__Assignment__
Restate the records in their entirety, word for word.

__Dataset__
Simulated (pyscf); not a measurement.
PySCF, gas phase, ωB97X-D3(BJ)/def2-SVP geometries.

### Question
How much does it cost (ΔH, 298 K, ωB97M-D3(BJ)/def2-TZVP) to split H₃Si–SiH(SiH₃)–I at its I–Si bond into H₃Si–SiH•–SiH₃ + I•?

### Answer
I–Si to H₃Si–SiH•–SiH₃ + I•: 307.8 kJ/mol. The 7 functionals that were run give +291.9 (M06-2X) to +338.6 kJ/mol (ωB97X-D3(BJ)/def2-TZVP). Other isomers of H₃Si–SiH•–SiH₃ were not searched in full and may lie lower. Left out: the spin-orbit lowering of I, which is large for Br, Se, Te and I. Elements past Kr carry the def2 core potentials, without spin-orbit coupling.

__Task output__
Simulated (pyscf); not a measurement.
PySCF, gas phase, ωB97X-D3(BJ)/def2-SVP geometries.

### Question
How much does it cost (ΔH, 298 K, ωB97M-D3(BJ)/def2-TZVP) to split H₃Si–SiH(SiH₃)–I at its I–Si bond into H₃Si–SiH•–SiH₃ + I•?

### Answer
I–Si to H₃Si–SiH•–SiH₃ + I•: 307.8 kJ/mol. The 7 functionals that were run give +291.9 (M06-2X) to +338.6 kJ/mol (ωB97X-D3(BJ)/def2-TZVP). Other isomers of H₃Si–SiH•–SiH₃ were not searched in full and may lie lower. Left out: the spin-orbit lowering of I, which is large for Br, Se, Te and I. Elements past Kr carry the def2 core potentials, without spin-orbit coupling.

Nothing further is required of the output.